*Assigned task:*
Retype each line of the listing below, from the first through the one holding "Lowest conduction level at", with no other lines.

*Information supplied:*
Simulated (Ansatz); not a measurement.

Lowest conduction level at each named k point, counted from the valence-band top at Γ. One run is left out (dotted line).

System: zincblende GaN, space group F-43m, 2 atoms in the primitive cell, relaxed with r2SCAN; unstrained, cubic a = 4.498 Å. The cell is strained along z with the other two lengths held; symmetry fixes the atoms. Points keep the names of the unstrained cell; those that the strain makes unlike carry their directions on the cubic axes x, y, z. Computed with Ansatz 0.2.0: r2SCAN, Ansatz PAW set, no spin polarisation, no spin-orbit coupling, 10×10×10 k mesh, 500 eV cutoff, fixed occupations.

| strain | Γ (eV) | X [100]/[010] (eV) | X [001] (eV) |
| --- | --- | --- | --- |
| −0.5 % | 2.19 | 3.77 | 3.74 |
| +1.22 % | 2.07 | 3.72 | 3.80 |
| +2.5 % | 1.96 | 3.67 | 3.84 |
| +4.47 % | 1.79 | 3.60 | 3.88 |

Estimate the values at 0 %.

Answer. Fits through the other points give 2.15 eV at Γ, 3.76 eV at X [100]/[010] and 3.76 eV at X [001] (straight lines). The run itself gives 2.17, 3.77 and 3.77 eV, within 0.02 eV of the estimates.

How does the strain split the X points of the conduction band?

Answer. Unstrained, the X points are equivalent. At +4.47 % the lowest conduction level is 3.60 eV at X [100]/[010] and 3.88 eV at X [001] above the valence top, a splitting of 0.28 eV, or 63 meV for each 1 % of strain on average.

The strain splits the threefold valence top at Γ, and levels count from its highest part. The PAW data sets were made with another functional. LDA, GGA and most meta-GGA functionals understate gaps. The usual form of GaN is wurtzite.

*Answer area:*
Simulated (Ansatz); not a measurement.

Lowest conduction level at each named k point, counted from the valence-band top at Γ. One run is left out (dotted line).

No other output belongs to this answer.